> [Work task]: Begin at the line below that has "3.176 | 1.05 |" and stop after the line that has "The peak of". Please restate only those lines, word for word.

> [Material supplied]:
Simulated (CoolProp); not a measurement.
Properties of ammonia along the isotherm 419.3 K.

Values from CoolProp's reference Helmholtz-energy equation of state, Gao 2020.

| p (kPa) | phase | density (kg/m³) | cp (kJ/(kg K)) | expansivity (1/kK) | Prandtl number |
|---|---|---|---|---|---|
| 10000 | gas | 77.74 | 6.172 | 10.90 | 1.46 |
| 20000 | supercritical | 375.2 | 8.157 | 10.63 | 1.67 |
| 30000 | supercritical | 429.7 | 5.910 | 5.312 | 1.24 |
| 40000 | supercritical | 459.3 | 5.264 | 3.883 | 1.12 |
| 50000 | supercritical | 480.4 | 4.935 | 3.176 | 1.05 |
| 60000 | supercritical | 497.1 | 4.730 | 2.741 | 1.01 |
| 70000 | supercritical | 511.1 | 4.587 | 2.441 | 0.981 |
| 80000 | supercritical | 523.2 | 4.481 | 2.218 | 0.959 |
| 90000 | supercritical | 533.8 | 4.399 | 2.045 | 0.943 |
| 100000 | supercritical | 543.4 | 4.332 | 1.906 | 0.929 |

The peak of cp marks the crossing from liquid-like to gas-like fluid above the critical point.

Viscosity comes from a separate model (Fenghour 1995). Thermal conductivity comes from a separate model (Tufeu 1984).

> [Written response]:
| 50000 | supercritical | 480.4 | 4.935 | 3.176 | 1.05 |
| 60000 | supercritical | 497.1 | 4.730 | 2.741 | 1.01 |
| 70000 | supercritical | 511.1 | 4.587 | 2.441 | 0.981 |
| 80000 | supercritical | 523.2 | 4.481 | 2.218 | 0.959 |
| 90000 | supercritical | 533.8 | 4.399 | 2.045 | 0.943 |
| 100000 | supercritical | 543.4 | 4.332 | 1.906 | 0.929 |

The peak of cp marks the crossing from liquid-like to gas-like fluid above the critical point.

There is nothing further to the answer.